> Source data

※ ※ ※

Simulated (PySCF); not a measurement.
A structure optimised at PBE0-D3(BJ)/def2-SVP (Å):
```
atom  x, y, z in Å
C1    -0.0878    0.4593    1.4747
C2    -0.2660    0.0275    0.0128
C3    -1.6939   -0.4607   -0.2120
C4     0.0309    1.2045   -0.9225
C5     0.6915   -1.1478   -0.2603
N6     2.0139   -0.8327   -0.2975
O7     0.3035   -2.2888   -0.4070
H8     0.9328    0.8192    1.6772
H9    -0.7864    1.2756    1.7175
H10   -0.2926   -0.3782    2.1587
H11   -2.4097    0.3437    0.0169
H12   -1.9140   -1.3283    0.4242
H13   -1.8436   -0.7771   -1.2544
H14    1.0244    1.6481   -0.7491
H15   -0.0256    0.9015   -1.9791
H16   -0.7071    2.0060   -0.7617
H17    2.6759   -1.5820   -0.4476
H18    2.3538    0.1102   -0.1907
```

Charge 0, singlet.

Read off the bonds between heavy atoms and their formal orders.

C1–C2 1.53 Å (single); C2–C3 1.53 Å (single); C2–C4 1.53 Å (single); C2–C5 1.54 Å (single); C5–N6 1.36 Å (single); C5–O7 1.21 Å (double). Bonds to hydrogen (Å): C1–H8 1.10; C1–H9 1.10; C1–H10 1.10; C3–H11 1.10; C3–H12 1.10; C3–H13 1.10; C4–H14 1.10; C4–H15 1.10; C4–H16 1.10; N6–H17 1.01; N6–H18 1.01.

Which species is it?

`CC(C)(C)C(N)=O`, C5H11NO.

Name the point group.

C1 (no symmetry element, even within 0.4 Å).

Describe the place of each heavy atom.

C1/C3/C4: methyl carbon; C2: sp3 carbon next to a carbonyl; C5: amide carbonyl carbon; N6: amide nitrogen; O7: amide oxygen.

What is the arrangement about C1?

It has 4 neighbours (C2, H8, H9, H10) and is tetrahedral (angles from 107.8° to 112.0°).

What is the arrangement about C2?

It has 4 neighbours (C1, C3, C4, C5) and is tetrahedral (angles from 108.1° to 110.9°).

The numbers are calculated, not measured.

※ ※ ※

> Assignment
From the material above, copy exactly the lines between the line holding "Describe the place of each heavy atom." and the line holding "It has 4 neighbours (C1, C3, C4, C5)", inclusive, and only those.

> Response box
Describe the place of each heavy atom.

C1/C3/C4: methyl carbon; C2: sp3 carbon next to a carbonyl; C5: amide carbonyl carbon; N6: amide nitrogen; O7: amide oxygen.

What is the arrangement about C1?

It has 4 neighbours (C2, H8, H9, H10) and is tetrahedral (angles from 107.8° to 112.0°).

What is the arrangement about C2?

It has 4 neighbours (C1, C3, C4, C5) and is tetrahedral (angles from 108.1° to 110.9°).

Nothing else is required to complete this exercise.